_DATA SHOWN_.
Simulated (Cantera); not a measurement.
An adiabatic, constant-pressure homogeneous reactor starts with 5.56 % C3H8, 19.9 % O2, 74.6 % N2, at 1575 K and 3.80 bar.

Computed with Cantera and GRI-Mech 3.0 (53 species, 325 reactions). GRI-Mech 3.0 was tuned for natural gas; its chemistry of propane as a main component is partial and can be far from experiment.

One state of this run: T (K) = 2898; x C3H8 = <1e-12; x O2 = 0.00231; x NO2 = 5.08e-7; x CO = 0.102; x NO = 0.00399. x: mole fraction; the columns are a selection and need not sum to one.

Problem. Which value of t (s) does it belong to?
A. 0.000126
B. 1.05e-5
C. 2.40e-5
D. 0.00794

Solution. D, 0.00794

_TASK ITEM_.
Your reply should contain every record, unchanged and complete.

_EXERCISE SOLUTION_.
Simulated (Cantera); not a measurement.
An adiabatic, constant-pressure homogeneous reactor starts with 5.56 % C3H8, 19.9 % O2, 74.6 % N2, at 1575 K and 3.80 bar.

Computed with Cantera and GRI-Mech 3.0 (53 species, 325 reactions). GRI-Mech 3.0 was tuned for natural gas; its chemistry of propane as a main component is partial and can be far from experiment.

One state of this run: T (K) = 2898; x C3H8 = <1e-12; x O2 = 0.00231; x NO2 = 5.08e-7; x CO = 0.102; x NO = 0.00399. x: mole fraction; the columns are a selection and need not sum to one.

Problem. Which value of t (s) does it belong to?
A. 0.000126
B. 1.05e-5
C. 2.40e-5
D. 0.00794

Solution. D, 0.00794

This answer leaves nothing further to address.